## Activity
Entries in the following listing are to be copied exactly as they stand.

── Extracted material

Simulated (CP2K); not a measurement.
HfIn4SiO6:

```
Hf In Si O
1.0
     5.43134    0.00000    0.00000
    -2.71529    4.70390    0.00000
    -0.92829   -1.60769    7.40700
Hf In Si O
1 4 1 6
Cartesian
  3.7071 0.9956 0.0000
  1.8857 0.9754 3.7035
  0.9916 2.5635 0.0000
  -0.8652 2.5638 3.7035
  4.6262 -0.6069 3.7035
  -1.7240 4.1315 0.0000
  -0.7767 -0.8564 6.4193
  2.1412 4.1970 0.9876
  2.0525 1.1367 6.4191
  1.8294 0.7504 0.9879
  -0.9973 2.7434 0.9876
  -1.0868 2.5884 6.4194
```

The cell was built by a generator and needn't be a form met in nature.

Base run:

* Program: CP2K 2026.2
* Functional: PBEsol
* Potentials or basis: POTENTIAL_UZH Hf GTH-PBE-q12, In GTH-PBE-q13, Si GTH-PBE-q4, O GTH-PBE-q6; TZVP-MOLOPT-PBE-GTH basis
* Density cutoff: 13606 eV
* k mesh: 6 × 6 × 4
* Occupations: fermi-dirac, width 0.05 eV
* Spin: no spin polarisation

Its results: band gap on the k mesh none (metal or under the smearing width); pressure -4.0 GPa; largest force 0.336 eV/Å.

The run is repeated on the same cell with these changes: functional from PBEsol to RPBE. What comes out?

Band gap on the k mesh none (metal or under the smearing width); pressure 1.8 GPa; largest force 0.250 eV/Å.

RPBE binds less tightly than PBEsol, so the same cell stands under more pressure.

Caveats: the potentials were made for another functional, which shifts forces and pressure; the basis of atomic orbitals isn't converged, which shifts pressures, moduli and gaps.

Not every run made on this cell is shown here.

────

## Task result
Simulated (CP2K); not a measurement.
HfIn4SiO6:

```
Hf In Si O
1.0
     5.43134    0.00000    0.00000
    -2.71529    4.70390    0.00000
    -0.92829   -1.60769    7.40700
Hf In Si O
1 4 1 6
Cartesian
  3.7071 0.9956 0.0000
  1.8857 0.9754 3.7035
  0.9916 2.5635 0.0000
  -0.8652 2.5638 3.7035
  4.6262 -0.6069 3.7035
  -1.7240 4.1315 0.0000
  -0.7767 -0.8564 6.4193
  2.1412 4.1970 0.9876
  2.0525 1.1367 6.4191
  1.8294 0.7504 0.9879
  -0.9973 2.7434 0.9876
  -1.0868 2.5884 6.4194
```

The cell was built by a generator and needn't be a form met in nature.

Base run:

* Program: CP2K 2026.2
* Functional: PBEsol
* Potentials or basis: POTENTIAL_UZH Hf GTH-PBE-q12, In GTH-PBE-q13, Si GTH-PBE-q4, O GTH-PBE-q6; TZVP-MOLOPT-PBE-GTH basis
* Density cutoff: 13606 eV
* k mesh: 6 × 6 × 4
* Occupations: fermi-dirac, width 0.05 eV
* Spin: no spin polarisation

Its results: band gap on the k mesh none (metal or under the smearing width); pressure -4.0 GPa; largest force 0.336 eV/Å.

The run is repeated on the same cell with these changes: functional from PBEsol to RPBE. What comes out?

Band gap on the k mesh none (metal or under the smearing width); pressure 1.8 GPa; largest force 0.250 eV/Å.

RPBE binds less tightly than PBEsol, so the same cell stands under more pressure.

Caveats: the potentials were made for another functional, which shifts forces and pressure; the basis of atomic orbitals isn't converged, which shifts pressures, moduli and gaps.

Not every run made on this cell is shown here.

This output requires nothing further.